>>>

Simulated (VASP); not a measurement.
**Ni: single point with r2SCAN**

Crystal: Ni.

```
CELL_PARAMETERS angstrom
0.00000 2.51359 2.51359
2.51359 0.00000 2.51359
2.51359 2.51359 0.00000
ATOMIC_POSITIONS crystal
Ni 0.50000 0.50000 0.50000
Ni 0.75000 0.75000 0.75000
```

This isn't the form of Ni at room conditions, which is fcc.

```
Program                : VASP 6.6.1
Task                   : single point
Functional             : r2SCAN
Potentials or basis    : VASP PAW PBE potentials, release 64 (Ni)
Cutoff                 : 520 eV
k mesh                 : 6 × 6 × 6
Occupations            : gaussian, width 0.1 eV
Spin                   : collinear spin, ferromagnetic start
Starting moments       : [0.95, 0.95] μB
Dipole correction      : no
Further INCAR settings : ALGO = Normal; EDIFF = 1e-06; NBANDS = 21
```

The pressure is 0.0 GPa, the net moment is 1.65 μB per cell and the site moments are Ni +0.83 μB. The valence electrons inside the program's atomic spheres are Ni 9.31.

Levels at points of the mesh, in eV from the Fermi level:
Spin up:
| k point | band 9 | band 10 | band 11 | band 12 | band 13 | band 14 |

<<<

_Action item_
Print exactly the lines from the beginning of the entries through the line with "The pressure is". Output nothing more.

_Task response_
Simulated (VASP); not a measurement.
**Ni: single point with r2SCAN**

Crystal: Ni.

```
CELL_PARAMETERS angstrom
0.00000 2.51359 2.51359
2.51359 0.00000 2.51359
2.51359 2.51359 0.00000
ATOMIC_POSITIONS crystal
Ni 0.50000 0.50000 0.50000
Ni 0.75000 0.75000 0.75000
```

This isn't the form of Ni at room conditions, which is fcc.

```
Program                : VASP 6.6.1
Task                   : single point
Functional             : r2SCAN
Potentials or basis    : VASP PAW PBE potentials, release 64 (Ni)
Cutoff                 : 520 eV
k mesh                 : 6 × 6 × 6
Occupations            : gaussian, width 0.1 eV
Spin                   : collinear spin, ferromagnetic start
Starting moments       : [0.95, 0.95] μB
Dipole correction      : no
Further INCAR settings : ALGO = Normal; EDIFF = 1e-06; NBANDS = 21
```

The pressure is 0.0 GPa, the net moment is 1.65 μB per cell and the site moments are Ni +0.83 μB. The valence electrons inside the program's atomic spheres are Ni 9.31.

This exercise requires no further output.